◆ **WORK ORDER**:
Please copy exactly the lines that run from the start of the entries to the line containing "Left out are", inclusive.

START PROVIDED DATA

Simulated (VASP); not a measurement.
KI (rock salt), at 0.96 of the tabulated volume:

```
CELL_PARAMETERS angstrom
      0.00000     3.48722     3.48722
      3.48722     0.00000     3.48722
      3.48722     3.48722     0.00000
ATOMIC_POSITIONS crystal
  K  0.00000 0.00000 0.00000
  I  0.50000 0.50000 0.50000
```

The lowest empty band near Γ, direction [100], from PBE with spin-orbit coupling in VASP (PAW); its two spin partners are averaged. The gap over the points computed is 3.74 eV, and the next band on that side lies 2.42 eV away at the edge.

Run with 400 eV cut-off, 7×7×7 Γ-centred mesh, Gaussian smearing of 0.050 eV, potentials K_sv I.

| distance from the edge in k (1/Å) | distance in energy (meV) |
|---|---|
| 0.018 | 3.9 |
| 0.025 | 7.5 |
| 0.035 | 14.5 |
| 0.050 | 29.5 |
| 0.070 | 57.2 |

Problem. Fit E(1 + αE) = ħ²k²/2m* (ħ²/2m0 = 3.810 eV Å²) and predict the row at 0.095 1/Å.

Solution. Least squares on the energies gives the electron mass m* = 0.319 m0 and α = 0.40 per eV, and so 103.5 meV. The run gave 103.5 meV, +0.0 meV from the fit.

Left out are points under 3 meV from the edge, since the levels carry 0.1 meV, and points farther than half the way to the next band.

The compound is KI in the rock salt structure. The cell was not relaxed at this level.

END PROVIDED DATA

◆ **ANSWER SECTION**:
Simulated (VASP); not a measurement.
KI (rock salt), at 0.96 of the tabulated volume:

```
CELL_PARAMETERS angstrom
      0.00000     3.48722     3.48722
      3.48722     0.00000     3.48722
      3.48722     3.48722     0.00000
ATOMIC_POSITIONS crystal
  K  0.00000 0.00000 0.00000
  I  0.50000 0.50000 0.50000
```

The lowest empty band near Γ, direction [100], from PBE with spin-orbit coupling in VASP (PAW); its two spin partners are averaged. The gap over the points computed is 3.74 eV, and the next band on that side lies 2.42 eV away at the edge.

Run with 400 eV cut-off, 7×7×7 Γ-centred mesh, Gaussian smearing of 0.050 eV, potentials K_sv I.

| distance from the edge in k (1/Å) | distance in energy (meV) |
|---|---|
| 0.018 | 3.9 |
| 0.025 | 7.5 |
| 0.035 | 14.5 |
| 0.050 | 29.5 |
| 0.070 | 57.2 |

Problem. Fit E(1 + αE) = ħ²k²/2m* (ħ²/2m0 = 3.810 eV Å²) and predict the row at 0.095 1/Å.

Solution. Least squares on the energies gives the electron mass m* = 0.319 m0 and α = 0.40 per eV, and so 103.5 meV. The run gave 103.5 meV, +0.0 meV from the fit.

Left out are points under 3 meV from the edge, since the levels carry 0.1 meV, and points farther than half the way to the next band.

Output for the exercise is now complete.